━━━━

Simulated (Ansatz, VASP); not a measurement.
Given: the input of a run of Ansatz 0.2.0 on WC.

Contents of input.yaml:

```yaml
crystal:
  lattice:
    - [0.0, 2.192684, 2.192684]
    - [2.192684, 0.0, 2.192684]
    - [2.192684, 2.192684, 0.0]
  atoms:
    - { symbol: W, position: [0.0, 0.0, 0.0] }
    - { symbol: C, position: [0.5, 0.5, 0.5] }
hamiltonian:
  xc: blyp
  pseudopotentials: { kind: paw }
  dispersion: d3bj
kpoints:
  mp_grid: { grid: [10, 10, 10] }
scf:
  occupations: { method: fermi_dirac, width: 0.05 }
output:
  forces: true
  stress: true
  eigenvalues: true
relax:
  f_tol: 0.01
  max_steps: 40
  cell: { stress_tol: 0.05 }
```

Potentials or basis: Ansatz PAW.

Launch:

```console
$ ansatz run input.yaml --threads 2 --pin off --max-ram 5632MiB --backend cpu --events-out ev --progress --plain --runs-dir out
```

━━━━

> ASSIGNMENT
Print the full listing verbatim. Leave nothing out.

> RESPONSE AREA
Simulated (Ansatz, VASP); not a measurement.
Given: the input of a run of Ansatz 0.2.0 on WC.

Contents of input.yaml:

```yaml
crystal:
  lattice:
    - [0.0, 2.192684, 2.192684]
    - [2.192684, 0.0, 2.192684]
    - [2.192684, 2.192684, 0.0]
  atoms:
    - { symbol: W, position: [0.0, 0.0, 0.0] }
    - { symbol: C, position: [0.5, 0.5, 0.5] }
hamiltonian:
  xc: blyp
  pseudopotentials: { kind: paw }
  dispersion: d3bj
kpoints:
  mp_grid: { grid: [10, 10, 10] }
scf:
  occupations: { method: fermi_dirac, width: 0.05 }
output:
  forces: true
  stress: true
  eigenvalues: true
relax:
  f_tol: 0.01
  max_steps: 40
  cell: { stress_tol: 0.05 }
```

Potentials or basis: Ansatz PAW.

Launch:

```console
$ ansatz run input.yaml --threads 2 --pin off --max-ram 5632MiB --backend cpu --events-out ev --progress --plain --runs-dir out
```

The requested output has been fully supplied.